[[ ENTRIES SHOWN, beginning ]]

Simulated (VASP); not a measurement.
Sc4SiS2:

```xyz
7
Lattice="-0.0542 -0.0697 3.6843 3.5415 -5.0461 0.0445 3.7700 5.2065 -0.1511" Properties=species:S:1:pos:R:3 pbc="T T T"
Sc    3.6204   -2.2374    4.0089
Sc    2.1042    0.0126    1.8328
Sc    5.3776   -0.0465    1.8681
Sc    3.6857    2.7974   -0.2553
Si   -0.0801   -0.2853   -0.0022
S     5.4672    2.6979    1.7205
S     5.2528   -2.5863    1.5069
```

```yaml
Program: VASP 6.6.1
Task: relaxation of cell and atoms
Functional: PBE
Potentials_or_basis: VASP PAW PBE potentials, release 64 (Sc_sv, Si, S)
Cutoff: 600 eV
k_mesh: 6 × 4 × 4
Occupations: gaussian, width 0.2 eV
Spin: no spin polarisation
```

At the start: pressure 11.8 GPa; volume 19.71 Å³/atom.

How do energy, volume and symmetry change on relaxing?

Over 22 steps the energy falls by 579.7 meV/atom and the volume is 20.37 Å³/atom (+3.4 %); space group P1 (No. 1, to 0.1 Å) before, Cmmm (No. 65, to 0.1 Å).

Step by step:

[[ ENTRIES SHOWN, end ]]

__WORK INSTRUCTION__.
Your task is to repeat every entry above exactly.

__TASK RESULT__.
Simulated (VASP); not a measurement.
Sc4SiS2:

```xyz
7
Lattice="-0.0542 -0.0697 3.6843 3.5415 -5.0461 0.0445 3.7700 5.2065 -0.1511" Properties=species:S:1:pos:R:3 pbc="T T T"
Sc    3.6204   -2.2374    4.0089
Sc    2.1042    0.0126    1.8328
Sc    5.3776   -0.0465    1.8681
Sc    3.6857    2.7974   -0.2553
Si   -0.0801   -0.2853   -0.0022
S     5.4672    2.6979    1.7205
S     5.2528   -2.5863    1.5069
```

```yaml
Program: VASP 6.6.1
Task: relaxation of cell and atoms
Functional: PBE
Potentials_or_basis: VASP PAW PBE potentials, release 64 (Sc_sv, Si, S)
Cutoff: 600 eV
k_mesh: 6 × 4 × 4
Occupations: gaussian, width 0.2 eV
Spin: no spin polarisation
```

At the start: pressure 11.8 GPa; volume 19.71 Å³/atom.

How do energy, volume and symmetry change on relaxing?

Over 22 steps the energy falls by 579.7 meV/atom and the volume is 20.37 Å³/atom (+3.4 %); space group P1 (No. 1, to 0.1 Å) before, Cmmm (No. 65, to 0.1 Å).

Step by step:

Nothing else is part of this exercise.